• [Data]
----------------
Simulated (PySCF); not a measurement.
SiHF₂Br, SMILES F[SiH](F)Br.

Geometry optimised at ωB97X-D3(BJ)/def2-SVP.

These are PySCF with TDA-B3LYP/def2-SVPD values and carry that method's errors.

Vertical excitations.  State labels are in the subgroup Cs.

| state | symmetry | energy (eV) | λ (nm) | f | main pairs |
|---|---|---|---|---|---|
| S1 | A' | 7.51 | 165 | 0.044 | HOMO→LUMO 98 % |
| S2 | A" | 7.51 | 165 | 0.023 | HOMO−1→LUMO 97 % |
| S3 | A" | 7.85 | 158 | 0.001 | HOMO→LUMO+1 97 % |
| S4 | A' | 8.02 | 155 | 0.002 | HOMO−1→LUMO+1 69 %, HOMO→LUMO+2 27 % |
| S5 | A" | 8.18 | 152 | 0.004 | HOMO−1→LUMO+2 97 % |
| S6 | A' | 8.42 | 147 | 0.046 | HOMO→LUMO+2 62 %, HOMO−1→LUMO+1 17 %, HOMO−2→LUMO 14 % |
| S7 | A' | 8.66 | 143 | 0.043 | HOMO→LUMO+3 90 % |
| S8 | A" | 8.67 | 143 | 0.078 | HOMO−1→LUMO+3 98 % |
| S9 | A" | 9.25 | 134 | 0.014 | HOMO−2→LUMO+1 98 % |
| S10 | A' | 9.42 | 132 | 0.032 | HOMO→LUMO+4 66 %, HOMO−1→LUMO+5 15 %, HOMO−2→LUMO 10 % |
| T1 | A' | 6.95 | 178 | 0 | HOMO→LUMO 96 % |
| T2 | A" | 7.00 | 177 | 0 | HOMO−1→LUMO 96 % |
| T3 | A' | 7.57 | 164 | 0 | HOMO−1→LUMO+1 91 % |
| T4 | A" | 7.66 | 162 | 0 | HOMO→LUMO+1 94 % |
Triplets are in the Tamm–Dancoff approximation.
----------------

• [Work item] Your answer should consist only of the lines above between the line holding "These are PySCF" and the line holding "HOMO−1→LUMO+2 97 % |", inclusive, each transcribed exactly.

• [Answer space]
These are PySCF with TDA-B3LYP/def2-SVPD values and carry that method's errors.

Vertical excitations.  State labels are in the subgroup Cs.

| state | symmetry | energy (eV) | λ (nm) | f | main pairs |
|---|---|---|---|---|---|
| S1 | A' | 7.51 | 165 | 0.044 | HOMO→LUMO 98 % |
| S2 | A" | 7.51 | 165 | 0.023 | HOMO−1→LUMO 97 % |
| S3 | A" | 7.85 | 158 | 0.001 | HOMO→LUMO+1 97 % |
| S4 | A' | 8.02 | 155 | 0.002 | HOMO−1→LUMO+1 69 %, HOMO→LUMO+2 27 % |
| S5 | A" | 8.18 | 152 | 0.004 | HOMO−1→LUMO+2 97 % |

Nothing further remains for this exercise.